_Action item_
Line by line, reproduce exactly the beginning of the listing below, ending with the line that contains "Molecular dynamics of" and adding nothing.

_Data excerpts_
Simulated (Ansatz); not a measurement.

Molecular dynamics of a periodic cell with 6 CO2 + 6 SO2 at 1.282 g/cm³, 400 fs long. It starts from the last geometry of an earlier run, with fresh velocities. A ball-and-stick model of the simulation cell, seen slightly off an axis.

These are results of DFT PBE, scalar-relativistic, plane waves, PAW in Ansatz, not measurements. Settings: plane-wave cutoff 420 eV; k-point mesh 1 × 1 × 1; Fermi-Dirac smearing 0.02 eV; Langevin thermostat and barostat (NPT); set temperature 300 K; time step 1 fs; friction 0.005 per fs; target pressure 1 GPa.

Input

_Task solution_
Simulated (Ansatz); not a measurement.

Molecular dynamics of a periodic cell with 6 CO2 + 6 SO2 at 1.282 g/cm³, 400 fs long. It starts from the last geometry of an earlier run, with fresh velocities. A ball-and-stick model of the simulation cell, seen slightly off an axis.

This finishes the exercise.